>>
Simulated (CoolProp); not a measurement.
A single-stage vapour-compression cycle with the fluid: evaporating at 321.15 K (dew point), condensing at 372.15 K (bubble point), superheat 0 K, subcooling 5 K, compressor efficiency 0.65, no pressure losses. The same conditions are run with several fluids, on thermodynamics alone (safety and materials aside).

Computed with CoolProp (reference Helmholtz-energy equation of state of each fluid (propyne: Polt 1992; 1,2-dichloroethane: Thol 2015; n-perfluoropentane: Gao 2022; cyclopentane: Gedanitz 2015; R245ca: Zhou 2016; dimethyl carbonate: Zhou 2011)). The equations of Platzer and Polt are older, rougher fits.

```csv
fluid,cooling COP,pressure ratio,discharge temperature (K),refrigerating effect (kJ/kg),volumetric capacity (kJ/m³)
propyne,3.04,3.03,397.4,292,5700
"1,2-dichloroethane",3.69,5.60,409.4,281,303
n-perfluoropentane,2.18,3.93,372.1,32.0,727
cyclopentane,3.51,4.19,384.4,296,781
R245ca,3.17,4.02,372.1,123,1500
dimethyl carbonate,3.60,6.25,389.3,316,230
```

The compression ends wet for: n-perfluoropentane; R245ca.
<<

#### ACTIVITY
Quote the data above verbatim from its first line to the line that includes "A single-stage vapour-compression", with both boundary lines retained.

#### TASK SOLUTION
Simulated (CoolProp); not a measurement.
A single-stage vapour-compression cycle with the fluid: evaporating at 321.15 K (dew point), condensing at 372.15 K (bubble point), superheat 0 K, subcooling 5 K, compressor efficiency 0.65, no pressure losses. The same conditions are run with several fluids, on thermodynamics alone (safety and materials aside).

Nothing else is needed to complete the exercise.